Recorded data:
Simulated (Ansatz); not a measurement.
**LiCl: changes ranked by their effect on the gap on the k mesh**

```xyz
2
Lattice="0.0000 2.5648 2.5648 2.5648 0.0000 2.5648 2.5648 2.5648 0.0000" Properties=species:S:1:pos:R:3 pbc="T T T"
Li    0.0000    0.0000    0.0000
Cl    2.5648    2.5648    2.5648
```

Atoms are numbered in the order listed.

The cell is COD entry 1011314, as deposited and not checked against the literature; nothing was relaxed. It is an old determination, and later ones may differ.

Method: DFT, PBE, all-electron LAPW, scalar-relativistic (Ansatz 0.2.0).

Assignment:
An exact reproduction of all the entries above is required.

Exercise result:
Simulated (Ansatz); not a measurement.
**LiCl: changes ranked by their effect on the gap on the k mesh**

```xyz
2
Lattice="0.0000 2.5648 2.5648 2.5648 0.0000 2.5648 2.5648 2.5648 0.0000" Properties=species:S:1:pos:R:3 pbc="T T T"
Li    0.0000    0.0000    0.0000
Cl    2.5648    2.5648    2.5648
```

Atoms are numbered in the order listed.

The cell is COD entry 1011314, as deposited and not checked against the literature; nothing was relaxed. It is an old determination, and later ones may differ.

Method: DFT, PBE, all-electron LAPW, scalar-relativistic (Ansatz 0.2.0).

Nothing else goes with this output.